# REQUIREMENT
Word for word, retype the first line of the records and every following line through the one containing "spin polarisation |".

# STORED DATA
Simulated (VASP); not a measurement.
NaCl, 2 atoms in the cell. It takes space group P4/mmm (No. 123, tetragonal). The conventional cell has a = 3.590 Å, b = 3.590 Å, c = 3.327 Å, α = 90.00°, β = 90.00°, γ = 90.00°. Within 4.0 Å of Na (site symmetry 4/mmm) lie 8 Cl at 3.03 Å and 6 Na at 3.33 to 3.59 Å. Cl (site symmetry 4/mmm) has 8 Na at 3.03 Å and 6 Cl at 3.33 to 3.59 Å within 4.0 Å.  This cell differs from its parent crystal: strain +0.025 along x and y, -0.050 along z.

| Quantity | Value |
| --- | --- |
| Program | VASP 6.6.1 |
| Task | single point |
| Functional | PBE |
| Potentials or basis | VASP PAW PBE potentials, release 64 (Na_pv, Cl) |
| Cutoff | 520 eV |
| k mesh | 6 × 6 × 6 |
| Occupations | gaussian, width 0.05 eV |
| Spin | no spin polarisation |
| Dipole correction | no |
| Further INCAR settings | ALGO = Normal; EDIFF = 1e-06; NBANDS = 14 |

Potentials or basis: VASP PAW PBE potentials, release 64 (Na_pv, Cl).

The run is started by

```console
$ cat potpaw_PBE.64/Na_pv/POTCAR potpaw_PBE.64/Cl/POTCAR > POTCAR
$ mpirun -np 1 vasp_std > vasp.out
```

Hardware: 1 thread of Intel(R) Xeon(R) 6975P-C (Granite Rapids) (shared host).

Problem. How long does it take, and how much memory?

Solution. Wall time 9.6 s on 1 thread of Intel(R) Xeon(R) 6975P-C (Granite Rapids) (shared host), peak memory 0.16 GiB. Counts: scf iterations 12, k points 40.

# ANSWER BOX
Simulated (VASP); not a measurement.
NaCl, 2 atoms in the cell. It takes space group P4/mmm (No. 123, tetragonal). The conventional cell has a = 3.590 Å, b = 3.590 Å, c = 3.327 Å, α = 90.00°, β = 90.00°, γ = 90.00°. Within 4.0 Å of Na (site symmetry 4/mmm) lie 8 Cl at 3.03 Å and 6 Na at 3.33 to 3.59 Å. Cl (site symmetry 4/mmm) has 8 Na at 3.03 Å and 6 Cl at 3.33 to 3.59 Å within 4.0 Å.  This cell differs from its parent crystal: strain +0.025 along x and y, -0.050 along z.

| Quantity | Value |
| --- | --- |
| Program | VASP 6.6.1 |
| Task | single point |
| Functional | PBE |
| Potentials or basis | VASP PAW PBE potentials, release 64 (Na_pv, Cl) |
| Cutoff | 520 eV |
| k mesh | 6 × 6 × 6 |
| Occupations | gaussian, width 0.05 eV |
| Spin | no spin polarisation |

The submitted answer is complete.